▶ [REQUIREMENT] All the data should come back exactly as it was given.

▶ [INFORMATION SUPPLIED]
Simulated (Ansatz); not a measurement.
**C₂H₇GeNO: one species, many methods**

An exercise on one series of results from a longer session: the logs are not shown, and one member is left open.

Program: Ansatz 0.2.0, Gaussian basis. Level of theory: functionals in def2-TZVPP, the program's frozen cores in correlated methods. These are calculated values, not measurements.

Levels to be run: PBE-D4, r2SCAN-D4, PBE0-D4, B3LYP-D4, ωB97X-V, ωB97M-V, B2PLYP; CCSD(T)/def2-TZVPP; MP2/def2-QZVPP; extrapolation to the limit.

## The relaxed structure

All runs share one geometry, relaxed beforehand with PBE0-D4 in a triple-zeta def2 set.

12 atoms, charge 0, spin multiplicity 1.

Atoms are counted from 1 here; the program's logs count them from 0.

▶ [RESPONSE BOX]
Simulated (Ansatz); not a measurement.
**C₂H₇GeNO: one species, many methods**

An exercise on one series of results from a longer session: the logs are not shown, and one member is left open.

Program: Ansatz 0.2.0, Gaussian basis. Level of theory: functionals in def2-TZVPP, the program's frozen cores in correlated methods. These are calculated values, not measurements.

Levels to be run: PBE-D4, r2SCAN-D4, PBE0-D4, B3LYP-D4, ωB97X-V, ωB97M-V, B2PLYP; CCSD(T)/def2-TZVPP; MP2/def2-QZVPP; extrapolation to the limit.

## The relaxed structure

All runs share one geometry, relaxed beforehand with PBE0-D4 in a triple-zeta def2 set.

12 atoms, charge 0, spin multiplicity 1.

Atoms are counted from 1 here; the program's logs count them from 0.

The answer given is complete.